◆ **Information given**
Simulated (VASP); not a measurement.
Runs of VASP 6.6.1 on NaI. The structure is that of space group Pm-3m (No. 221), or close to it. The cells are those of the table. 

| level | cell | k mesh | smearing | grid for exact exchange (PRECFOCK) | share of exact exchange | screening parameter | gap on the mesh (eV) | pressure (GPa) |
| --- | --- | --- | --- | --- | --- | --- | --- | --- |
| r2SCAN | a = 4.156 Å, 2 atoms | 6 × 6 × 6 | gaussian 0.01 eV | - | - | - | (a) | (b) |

◆ **Required action**
Without omitting any record, transcribe the data exactly.

◆ **Answer area**
Simulated (VASP); not a measurement.
Runs of VASP 6.6.1 on NaI. The structure is that of space group Pm-3m (No. 221), or close to it. The cells are those of the table. 

| level | cell | k mesh | smearing | grid for exact exchange (PRECFOCK) | share of exact exchange | screening parameter | gap on the mesh (eV) | pressure (GPa) |
| --- | --- | --- | --- | --- | --- | --- | --- | --- |
| r2SCAN | a = 4.156 Å, 2 atoms | 6 × 6 × 6 | gaussian 0.01 eV | - | - | - | (a) | (b) |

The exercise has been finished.